Action item:
Please repeat, unchanged, the lines at the top of the listing below, ending with the one that has "Leaving out one".

::::

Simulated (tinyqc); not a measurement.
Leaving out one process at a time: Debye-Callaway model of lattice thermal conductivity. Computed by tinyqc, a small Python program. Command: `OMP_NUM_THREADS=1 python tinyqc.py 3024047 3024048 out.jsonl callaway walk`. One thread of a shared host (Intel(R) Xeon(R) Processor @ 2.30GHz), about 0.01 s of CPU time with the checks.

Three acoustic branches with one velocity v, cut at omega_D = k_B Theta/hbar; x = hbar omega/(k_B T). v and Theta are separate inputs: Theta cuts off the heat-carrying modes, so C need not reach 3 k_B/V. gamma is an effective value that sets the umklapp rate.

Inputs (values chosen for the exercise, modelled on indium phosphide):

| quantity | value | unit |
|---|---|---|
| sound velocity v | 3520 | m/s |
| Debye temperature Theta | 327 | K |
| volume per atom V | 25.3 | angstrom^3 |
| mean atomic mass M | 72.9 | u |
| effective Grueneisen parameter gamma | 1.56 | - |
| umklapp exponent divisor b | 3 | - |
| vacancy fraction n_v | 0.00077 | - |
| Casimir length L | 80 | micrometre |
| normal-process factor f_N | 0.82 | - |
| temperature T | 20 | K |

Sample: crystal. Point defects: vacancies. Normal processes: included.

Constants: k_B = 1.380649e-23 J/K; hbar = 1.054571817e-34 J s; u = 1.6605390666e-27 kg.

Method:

::::

Expected answer:
Simulated (tinyqc); not a measurement.
Leaving out one process at a time: Debye-Callaway model of lattice thermal conductivity. Computed by tinyqc, a small Python program. Command: `OMP_NUM_THREADS=1 python tinyqc.py 3024047 3024048 out.jsonl callaway walk`. One thread of a shared host (Intel(R) Xeon(R) Processor @ 2.30GHz), about 0.01 s of CPU time with the checks.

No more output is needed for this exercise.